*** Block opens ***

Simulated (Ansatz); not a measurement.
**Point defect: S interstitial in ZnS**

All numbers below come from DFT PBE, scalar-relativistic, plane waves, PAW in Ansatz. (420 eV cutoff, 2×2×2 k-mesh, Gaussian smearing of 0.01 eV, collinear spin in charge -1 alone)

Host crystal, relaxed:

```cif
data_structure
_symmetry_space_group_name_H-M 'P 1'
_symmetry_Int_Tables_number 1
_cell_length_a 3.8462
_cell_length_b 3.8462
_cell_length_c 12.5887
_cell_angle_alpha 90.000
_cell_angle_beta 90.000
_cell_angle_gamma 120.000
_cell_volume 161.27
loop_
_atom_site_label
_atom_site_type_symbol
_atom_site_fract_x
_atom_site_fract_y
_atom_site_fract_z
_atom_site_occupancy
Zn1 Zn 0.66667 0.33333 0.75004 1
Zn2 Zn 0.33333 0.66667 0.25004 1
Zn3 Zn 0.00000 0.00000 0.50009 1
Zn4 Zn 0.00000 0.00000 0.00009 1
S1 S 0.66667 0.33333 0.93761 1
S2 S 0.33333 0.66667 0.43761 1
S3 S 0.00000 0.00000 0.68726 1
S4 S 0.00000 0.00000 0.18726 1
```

*** Block closes ***

> [Assigned task]:
Copy every line of the records above, starting with the first, up to and including the line containing "interstitial in ZnS**".

> [Response box]:
Simulated (Ansatz); not a measurement.
**Point defect: S interstitial in ZnS**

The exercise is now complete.